§ **Assignment**:
Transcribe, word for word and without additions, each line below from the one containing "Each level is" through the one containing "References as tabulated", both ends included.

—————

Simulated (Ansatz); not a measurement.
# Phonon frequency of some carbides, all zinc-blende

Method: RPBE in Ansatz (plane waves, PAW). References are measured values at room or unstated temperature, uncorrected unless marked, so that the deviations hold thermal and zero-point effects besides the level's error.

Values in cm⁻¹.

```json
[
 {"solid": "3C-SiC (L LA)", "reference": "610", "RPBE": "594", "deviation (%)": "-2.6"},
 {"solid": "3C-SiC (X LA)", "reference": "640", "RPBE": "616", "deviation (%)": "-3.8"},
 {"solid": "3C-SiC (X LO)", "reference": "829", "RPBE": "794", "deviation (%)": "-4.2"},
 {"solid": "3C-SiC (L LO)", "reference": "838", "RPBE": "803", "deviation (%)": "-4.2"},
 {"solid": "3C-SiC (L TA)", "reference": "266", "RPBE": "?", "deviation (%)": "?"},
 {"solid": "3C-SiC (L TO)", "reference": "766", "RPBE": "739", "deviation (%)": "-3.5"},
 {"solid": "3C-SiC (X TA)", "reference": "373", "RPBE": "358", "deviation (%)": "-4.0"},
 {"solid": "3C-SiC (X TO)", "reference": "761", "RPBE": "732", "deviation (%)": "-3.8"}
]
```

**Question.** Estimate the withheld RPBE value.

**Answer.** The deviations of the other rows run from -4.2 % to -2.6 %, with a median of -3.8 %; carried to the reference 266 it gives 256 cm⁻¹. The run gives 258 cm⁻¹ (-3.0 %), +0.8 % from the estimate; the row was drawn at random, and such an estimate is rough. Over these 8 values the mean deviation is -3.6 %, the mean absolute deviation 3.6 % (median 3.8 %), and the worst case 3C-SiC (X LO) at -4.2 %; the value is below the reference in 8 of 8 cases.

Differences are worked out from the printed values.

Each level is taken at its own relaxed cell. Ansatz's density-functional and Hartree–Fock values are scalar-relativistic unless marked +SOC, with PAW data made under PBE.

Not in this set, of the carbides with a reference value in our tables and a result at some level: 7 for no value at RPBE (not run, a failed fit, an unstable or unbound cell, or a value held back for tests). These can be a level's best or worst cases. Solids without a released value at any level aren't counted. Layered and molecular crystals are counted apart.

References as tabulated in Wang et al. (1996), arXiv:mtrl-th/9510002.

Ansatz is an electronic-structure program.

—————

§ **Task response**:
Each level is taken at its own relaxed cell. Ansatz's density-functional and Hartree–Fock values are scalar-relativistic unless marked +SOC, with PAW data made under PBE.

Not in this set, of the carbides with a reference value in our tables and a result at some level: 7 for no value at RPBE (not run, a failed fit, an unstable or unbound cell, or a value held back for tests). These can be a level's best or worst cases. Solids without a released value at any level aren't counted. Layered and molecular crystals are counted apart.

References as tabulated in Wang et al. (1996), arXiv:mtrl-th/9510002.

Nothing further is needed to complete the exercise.